[Exercise data Boundary: Start]
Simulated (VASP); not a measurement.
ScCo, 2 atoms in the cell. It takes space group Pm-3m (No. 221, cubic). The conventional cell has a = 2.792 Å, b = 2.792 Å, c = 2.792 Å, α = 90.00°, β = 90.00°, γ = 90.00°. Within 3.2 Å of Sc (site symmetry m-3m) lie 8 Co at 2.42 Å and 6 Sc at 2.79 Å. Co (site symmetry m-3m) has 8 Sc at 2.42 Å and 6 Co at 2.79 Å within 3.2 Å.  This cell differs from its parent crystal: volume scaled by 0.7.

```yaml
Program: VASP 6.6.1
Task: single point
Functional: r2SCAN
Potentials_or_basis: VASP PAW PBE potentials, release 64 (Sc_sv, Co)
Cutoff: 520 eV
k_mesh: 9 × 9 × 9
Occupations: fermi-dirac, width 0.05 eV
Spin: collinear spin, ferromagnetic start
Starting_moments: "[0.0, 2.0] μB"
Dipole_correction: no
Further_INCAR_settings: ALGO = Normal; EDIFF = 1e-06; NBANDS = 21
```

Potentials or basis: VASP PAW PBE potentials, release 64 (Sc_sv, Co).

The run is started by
[Exercise data Boundary: End]

The records shown earlier should all be returned verbatim.

Simulated (VASP); not a measurement.
ScCo, 2 atoms in the cell. It takes space group Pm-3m (No. 221, cubic). The conventional cell has a = 2.792 Å, b = 2.792 Å, c = 2.792 Å, α = 90.00°, β = 90.00°, γ = 90.00°. Within 3.2 Å of Sc (site symmetry m-3m) lie 8 Co at 2.42 Å and 6 Sc at 2.79 Å. Co (site symmetry m-3m) has 8 Sc at 2.42 Å and 6 Co at 2.79 Å within 3.2 Å.  This cell differs from its parent crystal: volume scaled by 0.7.

```yaml
Program: VASP 6.6.1
Task: single point
Functional: r2SCAN
Potentials_or_basis: VASP PAW PBE potentials, release 64 (Sc_sv, Co)
Cutoff: 520 eV
k_mesh: 9 × 9 × 9
Occupations: fermi-dirac, width 0.05 eV
Spin: collinear spin, ferromagnetic start
Starting_moments: "[0.0, 2.0] μB"
Dipole_correction: no
Further_INCAR_settings: ALGO = Normal; EDIFF = 1e-06; NBANDS = 21
```

Potentials or basis: VASP PAW PBE potentials, release 64 (Sc_sv, Co).

The run is started by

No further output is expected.